Assignment —
The records are to be copied exactly and in full.

Information provided —
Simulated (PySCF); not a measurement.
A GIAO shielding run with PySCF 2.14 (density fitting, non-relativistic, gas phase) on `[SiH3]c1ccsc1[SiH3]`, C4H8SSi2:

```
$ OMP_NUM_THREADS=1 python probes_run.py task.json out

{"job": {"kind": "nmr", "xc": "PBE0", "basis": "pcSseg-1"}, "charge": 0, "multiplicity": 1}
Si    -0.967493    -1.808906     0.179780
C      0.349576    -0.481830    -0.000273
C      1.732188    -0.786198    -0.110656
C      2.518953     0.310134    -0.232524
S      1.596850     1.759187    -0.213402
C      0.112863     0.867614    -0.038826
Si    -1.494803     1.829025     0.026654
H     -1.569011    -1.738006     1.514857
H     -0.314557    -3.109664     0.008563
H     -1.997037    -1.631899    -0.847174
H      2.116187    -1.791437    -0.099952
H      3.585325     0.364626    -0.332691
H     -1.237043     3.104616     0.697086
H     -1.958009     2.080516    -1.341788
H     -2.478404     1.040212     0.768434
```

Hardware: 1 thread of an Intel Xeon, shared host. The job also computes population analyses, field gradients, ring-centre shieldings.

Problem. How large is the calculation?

Worked solution —
Simulated (PySCF); not a measurement.
A GIAO shielding run with PySCF 2.14 (density fitting, non-relativistic, gas phase) on `[SiH3]c1ccsc1[SiH3]`, C4H8SSi2:

```
$ OMP_NUM_THREADS=1 python probes_run.py task.json out

{"job": {"kind": "nmr", "xc": "PBE0", "basis": "pcSseg-1"}, "charge": 0, "multiplicity": 1}
Si    -0.967493    -1.808906     0.179780
C      0.349576    -0.481830    -0.000273
C      1.732188    -0.786198    -0.110656
C      2.518953     0.310134    -0.232524
S      1.596850     1.759187    -0.213402
C      0.112863     0.867614    -0.038826
Si    -1.494803     1.829025     0.026654
H     -1.569011    -1.738006     1.514857
H     -0.314557    -3.109664     0.008563
H     -1.997037    -1.631899    -0.847174
H      2.116187    -1.791437    -0.099952
H      3.585325     0.364626    -0.332691
H     -1.237043     3.104616     0.697086
H     -1.958009     2.080516    -1.341788
H     -2.478404     1.040212     0.768434
```

Hardware: 1 thread of an Intel Xeon, shared host. The job also computes population analyses, field gradients, ring-centre shieldings.

Problem. How large is the calculation?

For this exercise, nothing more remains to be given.